- **Exercise**
Retype the entries exactly, keeping every line intact.

___ Dataset extract

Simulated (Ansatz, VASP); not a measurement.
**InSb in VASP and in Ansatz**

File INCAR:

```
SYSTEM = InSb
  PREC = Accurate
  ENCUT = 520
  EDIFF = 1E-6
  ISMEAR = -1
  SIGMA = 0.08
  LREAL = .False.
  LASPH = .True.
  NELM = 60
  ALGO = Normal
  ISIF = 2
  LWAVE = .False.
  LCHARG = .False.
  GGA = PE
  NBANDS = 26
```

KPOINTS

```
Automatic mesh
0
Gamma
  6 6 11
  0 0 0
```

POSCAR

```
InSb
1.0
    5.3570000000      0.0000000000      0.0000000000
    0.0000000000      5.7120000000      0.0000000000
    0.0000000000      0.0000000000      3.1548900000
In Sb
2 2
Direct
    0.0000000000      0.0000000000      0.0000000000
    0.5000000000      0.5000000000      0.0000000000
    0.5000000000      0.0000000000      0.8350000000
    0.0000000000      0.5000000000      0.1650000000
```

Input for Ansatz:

______

- **Exercise result**
Simulated (Ansatz, VASP); not a measurement.
**InSb in VASP and in Ansatz**

File INCAR:

```
SYSTEM = InSb
  PREC = Accurate
  ENCUT = 520
  EDIFF = 1E-6
  ISMEAR = -1
  SIGMA = 0.08
  LREAL = .False.
  LASPH = .True.
  NELM = 60
  ALGO = Normal
  ISIF = 2
  LWAVE = .False.
  LCHARG = .False.
  GGA = PE
  NBANDS = 26
```

KPOINTS

```
Automatic mesh
0
Gamma
  6 6 11
  0 0 0
```

POSCAR

```
InSb
1.0
    5.3570000000      0.0000000000      0.0000000000
    0.0000000000      5.7120000000      0.0000000000
    0.0000000000      0.0000000000      3.1548900000
In Sb
2 2
Direct
    0.0000000000      0.0000000000      0.0000000000
    0.5000000000      0.5000000000      0.0000000000
    0.5000000000      0.0000000000      0.8350000000
    0.0000000000      0.5000000000      0.1650000000
```

Input for Ansatz:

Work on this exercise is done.